***
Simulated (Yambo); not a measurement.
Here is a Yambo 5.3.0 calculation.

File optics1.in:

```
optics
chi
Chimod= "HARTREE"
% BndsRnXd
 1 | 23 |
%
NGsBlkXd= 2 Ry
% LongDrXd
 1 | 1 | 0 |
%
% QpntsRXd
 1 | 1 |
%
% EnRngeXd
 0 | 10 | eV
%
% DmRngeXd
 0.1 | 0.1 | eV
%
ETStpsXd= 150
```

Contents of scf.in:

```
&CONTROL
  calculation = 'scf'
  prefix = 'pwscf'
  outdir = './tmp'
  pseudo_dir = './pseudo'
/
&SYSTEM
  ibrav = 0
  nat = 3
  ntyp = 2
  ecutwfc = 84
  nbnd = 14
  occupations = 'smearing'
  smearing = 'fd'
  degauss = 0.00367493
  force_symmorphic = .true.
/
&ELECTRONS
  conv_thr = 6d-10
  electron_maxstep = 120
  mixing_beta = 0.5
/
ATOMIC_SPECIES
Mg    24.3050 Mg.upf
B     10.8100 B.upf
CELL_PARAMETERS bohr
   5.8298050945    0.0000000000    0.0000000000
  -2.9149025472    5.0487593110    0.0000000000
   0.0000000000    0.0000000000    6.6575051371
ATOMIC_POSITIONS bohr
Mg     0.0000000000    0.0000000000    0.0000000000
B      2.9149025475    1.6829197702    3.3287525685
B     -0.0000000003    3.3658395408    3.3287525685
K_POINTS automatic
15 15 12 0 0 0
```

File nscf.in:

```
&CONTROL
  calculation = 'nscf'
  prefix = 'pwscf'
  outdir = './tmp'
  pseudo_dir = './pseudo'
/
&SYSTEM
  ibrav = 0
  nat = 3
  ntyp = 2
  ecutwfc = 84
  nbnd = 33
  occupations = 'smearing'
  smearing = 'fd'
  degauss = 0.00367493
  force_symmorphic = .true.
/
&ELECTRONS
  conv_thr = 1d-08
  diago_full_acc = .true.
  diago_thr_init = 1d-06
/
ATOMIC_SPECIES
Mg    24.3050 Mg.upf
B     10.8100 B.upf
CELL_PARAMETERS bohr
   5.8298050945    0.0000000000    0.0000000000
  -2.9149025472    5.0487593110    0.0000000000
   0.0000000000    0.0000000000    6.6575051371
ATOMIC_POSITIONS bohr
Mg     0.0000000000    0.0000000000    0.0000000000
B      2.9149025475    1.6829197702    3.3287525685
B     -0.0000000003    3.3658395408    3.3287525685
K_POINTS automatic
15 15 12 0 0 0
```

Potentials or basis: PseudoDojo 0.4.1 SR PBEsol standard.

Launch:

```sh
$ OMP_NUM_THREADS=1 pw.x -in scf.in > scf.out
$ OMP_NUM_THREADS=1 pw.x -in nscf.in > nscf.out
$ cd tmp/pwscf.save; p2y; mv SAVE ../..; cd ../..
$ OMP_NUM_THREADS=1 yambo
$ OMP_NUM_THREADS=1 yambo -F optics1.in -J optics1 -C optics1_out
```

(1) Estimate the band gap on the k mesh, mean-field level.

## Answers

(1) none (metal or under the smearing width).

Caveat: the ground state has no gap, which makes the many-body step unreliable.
***

# [ASSIGNMENT]
I'd like the lines above from the one with "Potentials or basis: PseudoDojo" up to and including the one with "(1) none (metal or under the smearing width)." copied exactly, with no other lines.

# [WRITTEN RESPONSE]
Potentials or basis: PseudoDojo 0.4.1 SR PBEsol standard.

Launch:

```sh
$ OMP_NUM_THREADS=1 pw.x -in scf.in > scf.out
$ OMP_NUM_THREADS=1 pw.x -in nscf.in > nscf.out
$ cd tmp/pwscf.save; p2y; mv SAVE ../..; cd ../..
$ OMP_NUM_THREADS=1 yambo
$ OMP_NUM_THREADS=1 yambo -F optics1.in -J optics1 -C optics1_out
```

(1) Estimate the band gap on the k mesh, mean-field level.

## Answers

(1) none (metal or under the smearing width).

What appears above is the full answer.